• ACTION ITEM: Please retype the material beneath this task exactly, starting with its first line and finishing with the line containing "Method: GIAO PBE0/pcSseg-1".

*** Opening SUPPLIED RECORDS ***
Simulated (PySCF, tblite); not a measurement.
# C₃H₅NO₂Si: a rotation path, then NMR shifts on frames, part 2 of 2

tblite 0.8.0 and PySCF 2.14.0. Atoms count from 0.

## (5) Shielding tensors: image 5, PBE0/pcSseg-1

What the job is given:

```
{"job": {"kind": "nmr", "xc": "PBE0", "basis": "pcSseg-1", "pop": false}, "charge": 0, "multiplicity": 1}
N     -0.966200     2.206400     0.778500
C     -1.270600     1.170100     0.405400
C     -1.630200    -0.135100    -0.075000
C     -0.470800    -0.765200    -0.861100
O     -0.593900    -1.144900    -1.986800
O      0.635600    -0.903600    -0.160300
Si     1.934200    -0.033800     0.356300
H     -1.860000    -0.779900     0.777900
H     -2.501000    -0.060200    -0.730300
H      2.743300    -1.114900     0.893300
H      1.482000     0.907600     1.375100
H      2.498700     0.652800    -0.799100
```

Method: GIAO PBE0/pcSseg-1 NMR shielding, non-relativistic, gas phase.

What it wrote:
*** Closing SUPPLIED RECORDS ***

• WRITTEN ANSWER:
Simulated (PySCF, tblite); not a measurement.
# C₃H₅NO₂Si: a rotation path, then NMR shifts on frames, part 2 of 2

tblite 0.8.0 and PySCF 2.14.0. Atoms count from 0.

## (5) Shielding tensors: image 5, PBE0/pcSseg-1

What the job is given:

```
{"job": {"kind": "nmr", "xc": "PBE0", "basis": "pcSseg-1", "pop": false}, "charge": 0, "multiplicity": 1}
N     -0.966200     2.206400     0.778500
C     -1.270600     1.170100     0.405400
C     -1.630200    -0.135100    -0.075000
C     -0.470800    -0.765200    -0.861100
O     -0.593900    -1.144900    -1.986800
O      0.635600    -0.903600    -0.160300
Si     1.934200    -0.033800     0.356300
H     -1.860000    -0.779900     0.777900
H     -2.501000    -0.060200    -0.730300
H      2.743300    -1.114900     0.893300
H      1.482000     0.907600     1.375100
H      2.498700     0.652800    -0.799100
```

Method: GIAO PBE0/pcSseg-1 NMR shielding, non-relativistic, gas phase.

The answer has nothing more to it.